● **BRIEF**:
Set down the entries below exactly as written.

Start of RECORDED DATA
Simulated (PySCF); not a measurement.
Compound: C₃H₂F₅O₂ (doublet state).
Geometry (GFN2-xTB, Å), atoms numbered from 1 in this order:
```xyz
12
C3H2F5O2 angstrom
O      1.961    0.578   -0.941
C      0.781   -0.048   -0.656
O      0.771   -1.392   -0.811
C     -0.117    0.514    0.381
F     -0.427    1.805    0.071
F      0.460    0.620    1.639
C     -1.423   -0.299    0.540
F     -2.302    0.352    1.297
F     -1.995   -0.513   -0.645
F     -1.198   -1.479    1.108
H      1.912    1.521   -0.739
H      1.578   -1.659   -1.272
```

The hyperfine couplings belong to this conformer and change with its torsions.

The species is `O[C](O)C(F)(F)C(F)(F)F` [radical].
End of RECORDED DATA

● **SOLUTION**:
Simulated (PySCF); not a measurement.
Compound: C₃H₂F₅O₂ (doublet state).
Geometry (GFN2-xTB, Å), atoms numbered from 1 in this order:
```xyz
12
C3H2F5O2 angstrom
O      1.961    0.578   -0.941
C      0.781   -0.048   -0.656
O      0.771   -1.392   -0.811
C     -0.117    0.514    0.381
F     -0.427    1.805    0.071
F      0.460    0.620    1.639
C     -1.423   -0.299    0.540
F     -2.302    0.352    1.297
F     -1.995   -0.513   -0.645
F     -1.198   -1.479    1.108
H      1.912    1.521   -0.739
H      1.578   -1.659   -1.272
```

The hyperfine couplings belong to this conformer and change with its torsions.

The species is `O[C](O)C(F)(F)C(F)(F)F` [radical].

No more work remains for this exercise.